Information shown:
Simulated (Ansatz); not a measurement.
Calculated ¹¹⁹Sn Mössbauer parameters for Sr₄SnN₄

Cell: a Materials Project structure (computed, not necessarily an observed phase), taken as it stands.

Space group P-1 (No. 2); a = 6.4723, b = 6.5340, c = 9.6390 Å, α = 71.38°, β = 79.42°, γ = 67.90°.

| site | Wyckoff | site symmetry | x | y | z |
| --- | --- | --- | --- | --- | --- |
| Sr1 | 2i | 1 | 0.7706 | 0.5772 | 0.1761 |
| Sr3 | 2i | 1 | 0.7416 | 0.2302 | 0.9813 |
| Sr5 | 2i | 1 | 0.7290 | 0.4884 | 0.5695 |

Brief:
Print the records above exactly. Omit nothing.

Written reply:
Simulated (Ansatz); not a measurement.
Calculated ¹¹⁹Sn Mössbauer parameters for Sr₄SnN₄

Cell: a Materials Project structure (computed, not necessarily an observed phase), taken as it stands.

Space group P-1 (No. 2); a = 6.4723, b = 6.5340, c = 9.6390 Å, α = 71.38°, β = 79.42°, γ = 67.90°.

| site | Wyckoff | site symmetry | x | y | z |
| --- | --- | --- | --- | --- | --- |
| Sr1 | 2i | 1 | 0.7706 | 0.5772 | 0.1761 |
| Sr3 | 2i | 1 | 0.7416 | 0.2302 | 0.9813 |
| Sr5 | 2i | 1 | 0.7290 | 0.4884 | 0.5695 |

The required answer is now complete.